> TASK ITEM
The line that contains "Then −Δσ_ii/ε with" marks the end: retype the data below exactly from its first line through that line.

RECORD SET below:

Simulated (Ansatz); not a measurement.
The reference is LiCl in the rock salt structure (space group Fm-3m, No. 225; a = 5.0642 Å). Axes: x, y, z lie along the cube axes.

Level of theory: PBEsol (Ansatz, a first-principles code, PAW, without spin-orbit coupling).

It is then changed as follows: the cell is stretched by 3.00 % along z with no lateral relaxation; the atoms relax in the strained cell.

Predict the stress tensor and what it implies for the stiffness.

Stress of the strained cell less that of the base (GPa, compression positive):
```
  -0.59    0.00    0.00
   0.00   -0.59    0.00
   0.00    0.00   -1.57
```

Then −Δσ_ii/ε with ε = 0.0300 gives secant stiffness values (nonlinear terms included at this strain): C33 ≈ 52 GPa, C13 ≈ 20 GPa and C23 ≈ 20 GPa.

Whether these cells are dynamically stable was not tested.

End of RECORD SET.

> ANSWER SPACE
Simulated (Ansatz); not a measurement.
The reference is LiCl in the rock salt structure (space group Fm-3m, No. 225; a = 5.0642 Å). Axes: x, y, z lie along the cube axes.

Level of theory: PBEsol (Ansatz, a first-principles code, PAW, without spin-orbit coupling).

It is then changed as follows: the cell is stretched by 3.00 % along z with no lateral relaxation; the atoms relax in the strained cell.

Predict the stress tensor and what it implies for the stiffness.

Stress of the strained cell less that of the base (GPa, compression positive):
```
  -0.59    0.00    0.00
   0.00   -0.59    0.00
   0.00    0.00   -1.57
```

Then −Δσ_ii/ε with ε = 0.0300 gives secant stiffness values (nonlinear terms included at this strain): C33 ≈ 52 GPa, C13 ≈ 20 GPa and C23 ≈ 20 GPa.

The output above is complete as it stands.